■ **Brief**: Using the records that appear below, write out exactly the lines from the one with "The geometry was" through the one with "Give the structural formula.", keeping both end lines.

■ **Data provided**:
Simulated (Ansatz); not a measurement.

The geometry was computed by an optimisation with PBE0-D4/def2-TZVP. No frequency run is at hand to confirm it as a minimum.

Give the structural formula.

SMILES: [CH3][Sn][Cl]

■ **Exercise answer**:
The geometry was computed by an optimisation with PBE0-D4/def2-TZVP. No frequency run is at hand to confirm it as a minimum.

Give the structural formula.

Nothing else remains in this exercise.